Information provided |
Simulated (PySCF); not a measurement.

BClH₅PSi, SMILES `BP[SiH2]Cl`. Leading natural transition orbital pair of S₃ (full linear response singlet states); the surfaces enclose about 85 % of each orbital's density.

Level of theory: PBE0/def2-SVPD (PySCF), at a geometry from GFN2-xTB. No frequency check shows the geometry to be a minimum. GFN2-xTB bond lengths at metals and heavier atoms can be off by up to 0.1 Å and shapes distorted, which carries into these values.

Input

Required action | Quote the data above from the line containing "each orbital's density." to the line containing "Level of theory: PBE0/def2-SVPD", inclusive, and stop.

Result |
BClH₅PSi, SMILES `BP[SiH2]Cl`. Leading natural transition orbital pair of S₃ (full linear response singlet states); the surfaces enclose about 85 % of each orbital's density.

Level of theory: PBE0/def2-SVPD (PySCF), at a geometry from GFN2-xTB. No frequency check shows the geometry to be a minimum. GFN2-xTB bond lengths at metals and heavier atoms can be off by up to 0.1 Å and shapes distorted, which carries into these values.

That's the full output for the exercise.